>>>

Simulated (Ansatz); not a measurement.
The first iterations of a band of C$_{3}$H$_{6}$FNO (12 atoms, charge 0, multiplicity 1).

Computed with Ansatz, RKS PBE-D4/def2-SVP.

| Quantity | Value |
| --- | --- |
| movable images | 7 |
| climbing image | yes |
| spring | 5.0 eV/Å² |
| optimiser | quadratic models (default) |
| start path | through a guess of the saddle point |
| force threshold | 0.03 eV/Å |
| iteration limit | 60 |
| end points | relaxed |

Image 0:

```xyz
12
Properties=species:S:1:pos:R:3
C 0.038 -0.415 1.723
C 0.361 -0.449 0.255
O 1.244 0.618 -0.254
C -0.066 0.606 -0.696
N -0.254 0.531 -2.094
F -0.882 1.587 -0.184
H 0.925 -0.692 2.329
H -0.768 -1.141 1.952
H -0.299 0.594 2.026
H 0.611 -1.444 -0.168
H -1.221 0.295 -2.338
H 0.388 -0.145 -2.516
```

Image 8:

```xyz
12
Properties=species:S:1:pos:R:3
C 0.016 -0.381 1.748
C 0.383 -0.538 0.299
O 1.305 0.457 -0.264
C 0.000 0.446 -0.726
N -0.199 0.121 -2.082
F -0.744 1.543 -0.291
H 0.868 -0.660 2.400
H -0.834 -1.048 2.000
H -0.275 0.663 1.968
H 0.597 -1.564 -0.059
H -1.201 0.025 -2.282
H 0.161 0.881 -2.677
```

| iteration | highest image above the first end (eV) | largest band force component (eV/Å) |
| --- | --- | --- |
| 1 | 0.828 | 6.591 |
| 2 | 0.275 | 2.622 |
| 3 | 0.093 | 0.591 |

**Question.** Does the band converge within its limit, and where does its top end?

<<<

## Work request
For this task, print the records again exactly as they appear.

## Task solution
Simulated (Ansatz); not a measurement.
The first iterations of a band of C$_{3}$H$_{6}$FNO (12 atoms, charge 0, multiplicity 1).

Computed with Ansatz, RKS PBE-D4/def2-SVP.

| Quantity | Value |
| --- | --- |
| movable images | 7 |
| climbing image | yes |
| spring | 5.0 eV/Å² |
| optimiser | quadratic models (default) |
| start path | through a guess of the saddle point |
| force threshold | 0.03 eV/Å |
| iteration limit | 60 |
| end points | relaxed |

Image 0:

```xyz
12
Properties=species:S:1:pos:R:3
C 0.038 -0.415 1.723
C 0.361 -0.449 0.255
O 1.244 0.618 -0.254
C -0.066 0.606 -0.696
N -0.254 0.531 -2.094
F -0.882 1.587 -0.184
H 0.925 -0.692 2.329
H -0.768 -1.141 1.952
H -0.299 0.594 2.026
H 0.611 -1.444 -0.168
H -1.221 0.295 -2.338
H 0.388 -0.145 -2.516
```

Image 8:

```xyz
12
Properties=species:S:1:pos:R:3
C 0.016 -0.381 1.748
C 0.383 -0.538 0.299
O 1.305 0.457 -0.264
C 0.000 0.446 -0.726
N -0.199 0.121 -2.082
F -0.744 1.543 -0.291
H 0.868 -0.660 2.400
H -0.834 -1.048 2.000
H -0.275 0.663 1.968
H 0.597 -1.564 -0.059
H -1.201 0.025 -2.282
H 0.161 0.881 -2.677
```

| iteration | highest image above the first end (eV) | largest band force component (eV/Å) |
| --- | --- | --- |
| 1 | 0.828 | 6.591 |
| 2 | 0.275 | 2.622 |
| 3 | 0.093 | 0.591 |

**Question.** Does the band converge within its limit, and where does its top end?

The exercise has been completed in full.